Transcribe the data below verbatim from the line with "- 295, Soave-Redlich-Kwong: 487.0" to the line with "- 300.5, Soave-Redlich-Kwong: 480.3". Include both of those lines.

+===+

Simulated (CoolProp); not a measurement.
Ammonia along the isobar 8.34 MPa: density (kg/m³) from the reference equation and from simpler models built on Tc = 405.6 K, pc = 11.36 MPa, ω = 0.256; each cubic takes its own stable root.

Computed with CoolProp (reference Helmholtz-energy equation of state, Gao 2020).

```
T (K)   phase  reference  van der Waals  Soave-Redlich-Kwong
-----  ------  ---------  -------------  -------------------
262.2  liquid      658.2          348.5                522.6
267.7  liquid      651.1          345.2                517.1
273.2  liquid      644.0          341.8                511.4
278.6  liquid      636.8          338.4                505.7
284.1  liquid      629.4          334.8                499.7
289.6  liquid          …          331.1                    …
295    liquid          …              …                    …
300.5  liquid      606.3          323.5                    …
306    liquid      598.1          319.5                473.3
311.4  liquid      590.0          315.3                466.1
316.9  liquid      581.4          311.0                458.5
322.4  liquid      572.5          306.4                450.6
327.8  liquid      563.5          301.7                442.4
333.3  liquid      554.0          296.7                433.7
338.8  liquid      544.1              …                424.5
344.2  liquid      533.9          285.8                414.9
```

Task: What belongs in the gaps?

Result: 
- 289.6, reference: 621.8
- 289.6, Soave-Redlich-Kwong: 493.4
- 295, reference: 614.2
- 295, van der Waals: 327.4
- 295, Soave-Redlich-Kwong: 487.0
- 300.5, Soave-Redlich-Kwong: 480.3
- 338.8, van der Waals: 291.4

+===+

SOLUTION |
- 295, Soave-Redlich-Kwong: 487.0
- 300.5, Soave-Redlich-Kwong: 480.3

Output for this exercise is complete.